- Material supplied
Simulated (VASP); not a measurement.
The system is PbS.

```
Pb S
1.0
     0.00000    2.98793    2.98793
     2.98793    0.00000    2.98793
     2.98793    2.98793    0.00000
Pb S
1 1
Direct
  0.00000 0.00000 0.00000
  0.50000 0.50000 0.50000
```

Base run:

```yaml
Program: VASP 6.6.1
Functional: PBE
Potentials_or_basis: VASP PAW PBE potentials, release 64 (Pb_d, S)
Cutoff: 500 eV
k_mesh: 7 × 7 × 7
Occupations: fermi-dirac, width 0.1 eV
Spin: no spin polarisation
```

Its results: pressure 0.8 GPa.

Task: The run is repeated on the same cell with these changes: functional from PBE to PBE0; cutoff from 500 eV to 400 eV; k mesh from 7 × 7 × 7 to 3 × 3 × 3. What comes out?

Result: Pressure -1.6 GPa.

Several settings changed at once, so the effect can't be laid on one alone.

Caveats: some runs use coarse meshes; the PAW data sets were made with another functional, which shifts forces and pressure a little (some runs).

- Task item
Print, please, the lines above from the very first through the one that holds "Several settings changed", both included, word for word and with nothing else.

- Task result
Simulated (VASP); not a measurement.
The system is PbS.

```
Pb S
1.0
     0.00000    2.98793    2.98793
     2.98793    0.00000    2.98793
     2.98793    2.98793    0.00000
Pb S
1 1
Direct
  0.00000 0.00000 0.00000
  0.50000 0.50000 0.50000
```

Base run:

```yaml
Program: VASP 6.6.1
Functional: PBE
Potentials_or_basis: VASP PAW PBE potentials, release 64 (Pb_d, S)
Cutoff: 500 eV
k_mesh: 7 × 7 × 7
Occupations: fermi-dirac, width 0.1 eV
Spin: no spin polarisation
```

Its results: pressure 0.8 GPa.

Task: The run is repeated on the same cell with these changes: functional from PBE to PBE0; cutoff from 500 eV to 400 eV; k mesh from 7 × 7 × 7 to 3 × 3 × 3. What comes out?

Result: Pressure -1.6 GPa.

Several settings changed at once, so the effect can't be laid on one alone.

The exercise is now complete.